++++ DATA LISTING ++++

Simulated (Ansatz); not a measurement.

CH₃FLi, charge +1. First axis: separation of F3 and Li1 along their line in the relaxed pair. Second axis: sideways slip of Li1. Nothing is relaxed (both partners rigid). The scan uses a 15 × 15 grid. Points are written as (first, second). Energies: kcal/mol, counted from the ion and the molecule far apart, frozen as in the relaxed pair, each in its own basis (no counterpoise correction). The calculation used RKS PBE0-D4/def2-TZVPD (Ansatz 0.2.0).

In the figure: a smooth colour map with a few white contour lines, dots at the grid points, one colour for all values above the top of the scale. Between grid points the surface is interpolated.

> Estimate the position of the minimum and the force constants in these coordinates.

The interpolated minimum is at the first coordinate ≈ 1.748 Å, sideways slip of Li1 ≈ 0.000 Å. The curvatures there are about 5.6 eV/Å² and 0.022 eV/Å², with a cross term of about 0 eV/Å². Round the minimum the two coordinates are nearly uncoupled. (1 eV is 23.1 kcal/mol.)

++++

*WORK TASK*. Reproduce the listing word for word from its first line up to and including the line with "in these coordinates.". Give no other lines.

*EXERCISE SOLUTION*.
Simulated (Ansatz); not a measurement.

CH₃FLi, charge +1. First axis: separation of F3 and Li1 along their line in the relaxed pair. Second axis: sideways slip of Li1. Nothing is relaxed (both partners rigid). The scan uses a 15 × 15 grid. Points are written as (first, second). Energies: kcal/mol, counted from the ion and the molecule far apart, frozen as in the relaxed pair, each in its own basis (no counterpoise correction). The calculation used RKS PBE0-D4/def2-TZVPD (Ansatz 0.2.0).

In the figure: a smooth colour map with a few white contour lines, dots at the grid points, one colour for all values above the top of the scale. Between grid points the surface is interpolated.

> Estimate the position of the minimum and the force constants in these coordinates.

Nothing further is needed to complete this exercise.